◇ ◇ ◇

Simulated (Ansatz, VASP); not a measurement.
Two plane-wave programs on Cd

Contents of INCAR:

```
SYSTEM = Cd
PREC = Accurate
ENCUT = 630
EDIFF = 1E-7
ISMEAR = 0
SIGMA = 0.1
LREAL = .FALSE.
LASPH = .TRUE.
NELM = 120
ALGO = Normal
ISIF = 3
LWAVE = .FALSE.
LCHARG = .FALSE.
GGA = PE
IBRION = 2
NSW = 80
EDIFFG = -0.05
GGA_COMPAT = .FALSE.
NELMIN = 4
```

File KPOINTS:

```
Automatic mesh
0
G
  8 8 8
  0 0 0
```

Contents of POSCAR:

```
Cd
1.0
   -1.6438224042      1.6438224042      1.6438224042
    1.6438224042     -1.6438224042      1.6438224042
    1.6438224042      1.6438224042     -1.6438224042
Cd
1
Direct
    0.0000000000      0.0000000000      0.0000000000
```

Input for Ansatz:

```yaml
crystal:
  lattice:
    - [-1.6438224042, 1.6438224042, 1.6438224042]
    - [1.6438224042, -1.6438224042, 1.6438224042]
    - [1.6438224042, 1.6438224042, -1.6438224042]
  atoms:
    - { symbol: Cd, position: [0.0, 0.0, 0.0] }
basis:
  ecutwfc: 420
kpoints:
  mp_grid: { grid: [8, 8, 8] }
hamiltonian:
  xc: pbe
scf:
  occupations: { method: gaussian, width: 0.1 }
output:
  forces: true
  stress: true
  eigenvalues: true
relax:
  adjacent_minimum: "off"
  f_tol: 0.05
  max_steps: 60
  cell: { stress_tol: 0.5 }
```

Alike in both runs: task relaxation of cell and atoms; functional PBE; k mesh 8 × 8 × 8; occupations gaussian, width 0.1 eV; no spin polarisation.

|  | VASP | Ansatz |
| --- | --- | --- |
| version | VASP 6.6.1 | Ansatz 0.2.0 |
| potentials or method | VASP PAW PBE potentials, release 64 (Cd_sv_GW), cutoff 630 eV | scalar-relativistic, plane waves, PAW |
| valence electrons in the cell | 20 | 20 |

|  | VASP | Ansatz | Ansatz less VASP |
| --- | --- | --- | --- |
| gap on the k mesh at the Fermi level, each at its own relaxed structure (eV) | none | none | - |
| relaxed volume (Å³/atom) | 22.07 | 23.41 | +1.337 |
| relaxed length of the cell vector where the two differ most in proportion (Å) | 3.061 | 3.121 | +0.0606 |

◇ ◇ ◇

Work item: Beginning with the very first line of the material, please return exactly each line down to and including the one with "23.41 | +1.337 |".

Task answer:
Simulated (Ansatz, VASP); not a measurement.
Two plane-wave programs on Cd

Contents of INCAR:

```
SYSTEM = Cd
PREC = Accurate
ENCUT = 630
EDIFF = 1E-7
ISMEAR = 0
SIGMA = 0.1
LREAL = .FALSE.
LASPH = .TRUE.
NELM = 120
ALGO = Normal
ISIF = 3
LWAVE = .FALSE.
LCHARG = .FALSE.
GGA = PE
IBRION = 2
NSW = 80
EDIFFG = -0.05
GGA_COMPAT = .FALSE.
NELMIN = 4
```

File KPOINTS:

```
Automatic mesh
0
G
  8 8 8
  0 0 0
```

Contents of POSCAR:

```
Cd
1.0
   -1.6438224042      1.6438224042      1.6438224042
    1.6438224042     -1.6438224042      1.6438224042
    1.6438224042      1.6438224042     -1.6438224042
Cd
1
Direct
    0.0000000000      0.0000000000      0.0000000000
```

Input for Ansatz:

```yaml
crystal:
  lattice:
    - [-1.6438224042, 1.6438224042, 1.6438224042]
    - [1.6438224042, -1.6438224042, 1.6438224042]
    - [1.6438224042, 1.6438224042, -1.6438224042]
  atoms:
    - { symbol: Cd, position: [0.0, 0.0, 0.0] }
basis:
  ecutwfc: 420
kpoints:
  mp_grid: { grid: [8, 8, 8] }
hamiltonian:
  xc: pbe
scf:
  occupations: { method: gaussian, width: 0.1 }
output:
  forces: true
  stress: true
  eigenvalues: true
relax:
  adjacent_minimum: "off"
  f_tol: 0.05
  max_steps: 60
  cell: { stress_tol: 0.5 }
```

Alike in both runs: task relaxation of cell and atoms; functional PBE; k mesh 8 × 8 × 8; occupations gaussian, width 0.1 eV; no spin polarisation.

|  | VASP | Ansatz |
| --- | --- | --- |
| version | VASP 6.6.1 | Ansatz 0.2.0 |
| potentials or method | VASP PAW PBE potentials, release 64 (Cd_sv_GW), cutoff 630 eV | scalar-relativistic, plane waves, PAW |
| valence electrons in the cell | 20 | 20 |

|  | VASP | Ansatz | Ansatz less VASP |
| --- | --- | --- | --- |
| gap on the k mesh at the Fermi level, each at its own relaxed structure (eV) | none | none | - |
| relaxed volume (Å³/atom) | 22.07 | 23.41 | +1.337 |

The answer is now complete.